SUPPLIED INFORMATION Block Start

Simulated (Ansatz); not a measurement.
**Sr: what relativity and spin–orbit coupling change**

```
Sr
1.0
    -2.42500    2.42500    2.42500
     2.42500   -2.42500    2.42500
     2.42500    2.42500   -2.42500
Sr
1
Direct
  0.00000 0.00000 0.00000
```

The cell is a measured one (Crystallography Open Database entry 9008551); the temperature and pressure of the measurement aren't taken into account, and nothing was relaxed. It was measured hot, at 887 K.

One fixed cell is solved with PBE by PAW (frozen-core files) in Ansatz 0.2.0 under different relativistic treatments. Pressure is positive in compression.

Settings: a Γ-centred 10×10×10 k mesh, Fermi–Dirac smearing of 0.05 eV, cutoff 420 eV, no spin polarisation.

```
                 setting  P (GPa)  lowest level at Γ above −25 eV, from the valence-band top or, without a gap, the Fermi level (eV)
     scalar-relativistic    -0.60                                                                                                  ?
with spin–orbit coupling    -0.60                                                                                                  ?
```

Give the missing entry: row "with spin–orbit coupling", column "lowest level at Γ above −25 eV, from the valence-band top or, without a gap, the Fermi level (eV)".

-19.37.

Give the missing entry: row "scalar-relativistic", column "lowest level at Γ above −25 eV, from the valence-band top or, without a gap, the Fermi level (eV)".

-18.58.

SUPPLIED INFORMATION Block End

Every record is to be repeated exactly as written.

## TASK RESULT
Simulated (Ansatz); not a measurement.
**Sr: what relativity and spin–orbit coupling change**

```
Sr
1.0
    -2.42500    2.42500    2.42500
     2.42500   -2.42500    2.42500
     2.42500    2.42500   -2.42500
Sr
1
Direct
  0.00000 0.00000 0.00000
```

The cell is a measured one (Crystallography Open Database entry 9008551); the temperature and pressure of the measurement aren't taken into account, and nothing was relaxed. It was measured hot, at 887 K.

One fixed cell is solved with PBE by PAW (frozen-core files) in Ansatz 0.2.0 under different relativistic treatments. Pressure is positive in compression.

Settings: a Γ-centred 10×10×10 k mesh, Fermi–Dirac smearing of 0.05 eV, cutoff 420 eV, no spin polarisation.

```
                 setting  P (GPa)  lowest level at Γ above −25 eV, from the valence-band top or, without a gap, the Fermi level (eV)
     scalar-relativistic    -0.60                                                                                                  ?
with spin–orbit coupling    -0.60                                                                                                  ?
```

Give the missing entry: row "with spin–orbit coupling", column "lowest level at Γ above −25 eV, from the valence-band top or, without a gap, the Fermi level (eV)".

-19.37.

Give the missing entry: row "scalar-relativistic", column "lowest level at Γ above −25 eV, from the valence-band top or, without a gap, the Fermi level (eV)".

-18.58.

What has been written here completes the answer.